**Provided material**.
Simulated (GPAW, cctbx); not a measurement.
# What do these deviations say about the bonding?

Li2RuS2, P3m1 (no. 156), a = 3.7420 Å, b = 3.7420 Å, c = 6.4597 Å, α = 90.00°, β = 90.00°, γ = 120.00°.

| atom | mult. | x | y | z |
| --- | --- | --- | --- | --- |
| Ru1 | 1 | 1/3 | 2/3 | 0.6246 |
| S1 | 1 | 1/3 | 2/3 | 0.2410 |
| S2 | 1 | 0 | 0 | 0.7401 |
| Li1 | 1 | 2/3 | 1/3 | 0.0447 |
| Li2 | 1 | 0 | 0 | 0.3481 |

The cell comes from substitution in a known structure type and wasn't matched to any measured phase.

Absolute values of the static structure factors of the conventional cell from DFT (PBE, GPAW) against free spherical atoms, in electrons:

**Exercise**. Each record above should be transcribed exactly.

**Response box**.
Simulated (GPAW, cctbx); not a measurement.
# What do these deviations say about the bonding?

Li2RuS2, P3m1 (no. 156), a = 3.7420 Å, b = 3.7420 Å, c = 6.4597 Å, α = 90.00°, β = 90.00°, γ = 120.00°.

| atom | mult. | x | y | z |
| --- | --- | --- | --- | --- |
| Ru1 | 1 | 1/3 | 2/3 | 0.6246 |
| S1 | 1 | 1/3 | 2/3 | 0.2410 |
| S2 | 1 | 0 | 0 | 0.7401 |
| Li1 | 1 | 2/3 | 1/3 | 0.0447 |
| Li2 | 1 | 0 | 0 | 0.3481 |

The cell comes from substitution in a known structure type and wasn't matched to any measured phase.

Absolute values of the static structure factors of the conventional cell from DFT (PBE, GPAW) against free spherical atoms, in electrons:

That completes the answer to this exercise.